▸ **TASK ITEM**: Output each line of the data word for word, from the first through the line that holds "This geometry differs", and leave off whatever follows.

____ EXTRACTED DATA

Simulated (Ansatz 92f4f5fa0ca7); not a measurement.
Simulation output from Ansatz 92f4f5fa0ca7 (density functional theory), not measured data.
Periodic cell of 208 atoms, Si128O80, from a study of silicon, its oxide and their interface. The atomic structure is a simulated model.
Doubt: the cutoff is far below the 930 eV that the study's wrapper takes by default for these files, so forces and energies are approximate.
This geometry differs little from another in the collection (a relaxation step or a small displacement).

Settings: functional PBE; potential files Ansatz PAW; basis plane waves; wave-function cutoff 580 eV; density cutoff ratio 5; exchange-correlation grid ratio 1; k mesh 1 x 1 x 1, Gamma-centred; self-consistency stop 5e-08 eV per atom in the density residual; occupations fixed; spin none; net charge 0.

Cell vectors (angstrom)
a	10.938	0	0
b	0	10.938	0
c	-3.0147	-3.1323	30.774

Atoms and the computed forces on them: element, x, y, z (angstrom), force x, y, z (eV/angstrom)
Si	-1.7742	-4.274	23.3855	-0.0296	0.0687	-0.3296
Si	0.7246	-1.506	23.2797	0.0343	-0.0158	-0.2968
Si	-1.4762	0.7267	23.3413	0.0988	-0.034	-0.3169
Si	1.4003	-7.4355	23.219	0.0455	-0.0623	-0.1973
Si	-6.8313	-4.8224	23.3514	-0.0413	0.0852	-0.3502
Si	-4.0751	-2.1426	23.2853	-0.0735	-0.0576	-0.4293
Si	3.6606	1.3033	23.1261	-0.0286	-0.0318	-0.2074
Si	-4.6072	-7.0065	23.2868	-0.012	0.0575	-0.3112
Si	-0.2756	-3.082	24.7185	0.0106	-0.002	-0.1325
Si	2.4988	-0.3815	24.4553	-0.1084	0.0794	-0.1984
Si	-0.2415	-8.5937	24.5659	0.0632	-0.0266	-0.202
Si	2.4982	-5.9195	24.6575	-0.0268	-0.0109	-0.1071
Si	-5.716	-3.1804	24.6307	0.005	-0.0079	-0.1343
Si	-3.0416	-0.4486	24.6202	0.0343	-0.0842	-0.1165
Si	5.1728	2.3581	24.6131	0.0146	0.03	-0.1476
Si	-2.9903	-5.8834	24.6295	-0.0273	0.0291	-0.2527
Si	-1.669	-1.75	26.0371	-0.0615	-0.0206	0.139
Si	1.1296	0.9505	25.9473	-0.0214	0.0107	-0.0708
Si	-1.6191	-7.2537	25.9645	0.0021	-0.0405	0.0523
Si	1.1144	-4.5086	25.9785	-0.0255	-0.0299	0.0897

________

▸ **RESPONSE**:
Simulated (Ansatz 92f4f5fa0ca7); not a measurement.
Simulation output from Ansatz 92f4f5fa0ca7 (density functional theory), not measured data.
Periodic cell of 208 atoms, Si128O80, from a study of silicon, its oxide and their interface. The atomic structure is a simulated model.
Doubt: the cutoff is far below the 930 eV that the study's wrapper takes by default for these files, so forces and energies are approximate.
This geometry differs little from another in the collection (a relaxation step or a small displacement).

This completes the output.